▸ **Dataset**
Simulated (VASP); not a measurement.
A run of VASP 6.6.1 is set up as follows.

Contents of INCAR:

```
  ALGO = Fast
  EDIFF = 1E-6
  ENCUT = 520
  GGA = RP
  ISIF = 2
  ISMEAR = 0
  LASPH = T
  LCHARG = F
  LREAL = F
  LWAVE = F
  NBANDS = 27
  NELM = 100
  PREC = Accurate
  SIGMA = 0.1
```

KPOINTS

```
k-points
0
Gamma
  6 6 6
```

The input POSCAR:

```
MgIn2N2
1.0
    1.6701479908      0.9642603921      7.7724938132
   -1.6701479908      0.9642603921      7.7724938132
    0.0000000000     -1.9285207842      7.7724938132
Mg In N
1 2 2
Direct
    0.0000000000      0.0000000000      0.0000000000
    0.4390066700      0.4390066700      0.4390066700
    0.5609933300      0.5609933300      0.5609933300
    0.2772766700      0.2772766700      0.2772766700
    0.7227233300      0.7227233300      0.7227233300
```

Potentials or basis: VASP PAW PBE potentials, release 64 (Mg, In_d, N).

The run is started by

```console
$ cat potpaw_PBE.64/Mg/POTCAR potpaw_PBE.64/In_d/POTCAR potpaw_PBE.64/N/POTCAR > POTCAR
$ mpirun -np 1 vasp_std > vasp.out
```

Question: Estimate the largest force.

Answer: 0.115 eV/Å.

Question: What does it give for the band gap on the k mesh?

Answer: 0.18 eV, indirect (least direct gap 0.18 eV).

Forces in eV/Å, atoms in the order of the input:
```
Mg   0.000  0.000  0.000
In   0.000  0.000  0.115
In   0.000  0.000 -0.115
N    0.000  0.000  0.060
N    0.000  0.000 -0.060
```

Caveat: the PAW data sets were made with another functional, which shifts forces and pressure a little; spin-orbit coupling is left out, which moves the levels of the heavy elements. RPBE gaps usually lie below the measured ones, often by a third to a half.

▸ **Required action**
Exactly as written, repeat each line from the beginning of the data above to the line containing "Answer: 0.115 eV/Å.", inclusive.

▸ **Written answer**
Simulated (VASP); not a measurement.
A run of VASP 6.6.1 is set up as follows.

Contents of INCAR:

```
  ALGO = Fast
  EDIFF = 1E-6
  ENCUT = 520
  GGA = RP
  ISIF = 2
  ISMEAR = 0
  LASPH = T
  LCHARG = F
  LREAL = F
  LWAVE = F
  NBANDS = 27
  NELM = 100
  PREC = Accurate
  SIGMA = 0.1
```

KPOINTS

```
k-points
0
Gamma
  6 6 6
```

The input POSCAR:

```
MgIn2N2
1.0
    1.6701479908      0.9642603921      7.7724938132
   -1.6701479908      0.9642603921      7.7724938132
    0.0000000000     -1.9285207842      7.7724938132
Mg In N
1 2 2
Direct
    0.0000000000      0.0000000000      0.0000000000
    0.4390066700      0.4390066700      0.4390066700
    0.5609933300      0.5609933300      0.5609933300
    0.2772766700      0.2772766700      0.2772766700
    0.7227233300      0.7227233300      0.7227233300
```

Potentials or basis: VASP PAW PBE potentials, release 64 (Mg, In_d, N).

The run is started by

```console
$ cat potpaw_PBE.64/Mg/POTCAR potpaw_PBE.64/In_d/POTCAR potpaw_PBE.64/N/POTCAR > POTCAR
$ mpirun -np 1 vasp_std > vasp.out
```

Question: Estimate the largest force.

Answer: 0.115 eV/Å.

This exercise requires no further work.